* _Provided information_
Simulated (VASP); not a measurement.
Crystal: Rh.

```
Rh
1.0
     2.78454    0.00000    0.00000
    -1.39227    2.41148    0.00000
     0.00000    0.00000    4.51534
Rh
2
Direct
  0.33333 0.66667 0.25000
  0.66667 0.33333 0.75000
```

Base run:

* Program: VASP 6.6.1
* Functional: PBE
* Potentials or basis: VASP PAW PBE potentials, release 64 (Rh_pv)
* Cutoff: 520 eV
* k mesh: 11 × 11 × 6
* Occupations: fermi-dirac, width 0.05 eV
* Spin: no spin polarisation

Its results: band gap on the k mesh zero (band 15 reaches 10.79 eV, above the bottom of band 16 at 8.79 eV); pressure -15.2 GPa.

* _Exercise_
Repeat all of the data exactly.

* _Your solution_
Simulated (VASP); not a measurement.
Crystal: Rh.

```
Rh
1.0
     2.78454    0.00000    0.00000
    -1.39227    2.41148    0.00000
     0.00000    0.00000    4.51534
Rh
2
Direct
  0.33333 0.66667 0.25000
  0.66667 0.33333 0.75000
```

Base run:

* Program: VASP 6.6.1
* Functional: PBE
* Potentials or basis: VASP PAW PBE potentials, release 64 (Rh_pv)
* Cutoff: 520 eV
* k mesh: 11 × 11 × 6
* Occupations: fermi-dirac, width 0.05 eV
* Spin: no spin polarisation

Its results: band gap on the k mesh zero (band 15 reaches 10.79 eV, above the bottom of band 16 at 8.79 eV); pressure -15.2 GPa.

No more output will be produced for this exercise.